Dataset content |

**********

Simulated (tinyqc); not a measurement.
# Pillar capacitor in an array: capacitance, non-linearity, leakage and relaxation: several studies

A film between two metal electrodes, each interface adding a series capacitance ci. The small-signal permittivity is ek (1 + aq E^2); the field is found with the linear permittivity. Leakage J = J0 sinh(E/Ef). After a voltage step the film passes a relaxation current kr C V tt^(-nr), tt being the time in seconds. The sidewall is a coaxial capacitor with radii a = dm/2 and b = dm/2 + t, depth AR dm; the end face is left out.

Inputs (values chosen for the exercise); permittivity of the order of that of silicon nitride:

**********

Requirement |
Reproduce every entry shown above, precisely as it stands.

Exercise answer |
Simulated (tinyqc); not a measurement.
# Pillar capacitor in an array: capacitance, non-linearity, leakage and relaxation: several studies

A film between two metal electrodes, each interface adding a series capacitance ci. The small-signal permittivity is ek (1 + aq E^2); the field is found with the linear permittivity. Leakage J = J0 sinh(E/Ef). After a voltage step the film passes a relaxation current kr C V tt^(-nr), tt being the time in seconds. The sidewall is a coaxial capacitor with radii a = dm/2 and b = dm/2 + t, depth AR dm; the end face is left out.

Inputs (values chosen for the exercise); permittivity of the order of that of silicon nitride:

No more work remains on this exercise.